☆ ☆ ☆

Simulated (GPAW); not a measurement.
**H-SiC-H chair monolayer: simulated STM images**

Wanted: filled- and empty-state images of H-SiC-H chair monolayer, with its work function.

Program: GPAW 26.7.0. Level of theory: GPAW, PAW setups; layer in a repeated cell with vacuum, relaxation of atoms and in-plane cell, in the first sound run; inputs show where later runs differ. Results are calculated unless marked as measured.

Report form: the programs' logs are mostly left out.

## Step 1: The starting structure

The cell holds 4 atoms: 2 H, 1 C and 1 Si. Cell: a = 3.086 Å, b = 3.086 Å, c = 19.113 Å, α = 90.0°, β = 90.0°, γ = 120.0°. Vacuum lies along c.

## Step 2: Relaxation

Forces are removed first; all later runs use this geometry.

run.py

☆ ☆ ☆

• _Activity_
Starting with the first line of the listing above and ending with the line that holds "Forces are removed", return those lines exactly as written, both included.

• _Exercise answer_
Simulated (GPAW); not a measurement.
**H-SiC-H chair monolayer: simulated STM images**

Wanted: filled- and empty-state images of H-SiC-H chair monolayer, with its work function.

Program: GPAW 26.7.0. Level of theory: GPAW, PAW setups; layer in a repeated cell with vacuum, relaxation of atoms and in-plane cell, in the first sound run; inputs show where later runs differ. Results are calculated unless marked as measured.

Report form: the programs' logs are mostly left out.

## Step 1: The starting structure

The cell holds 4 atoms: 2 H, 1 C and 1 Si. Cell: a = 3.086 Å, b = 3.086 Å, c = 19.113 Å, α = 90.0°, β = 90.0°, γ = 120.0°. Vacuum lies along c.

## Step 2: Relaxation

Forces are removed first; all later runs use this geometry.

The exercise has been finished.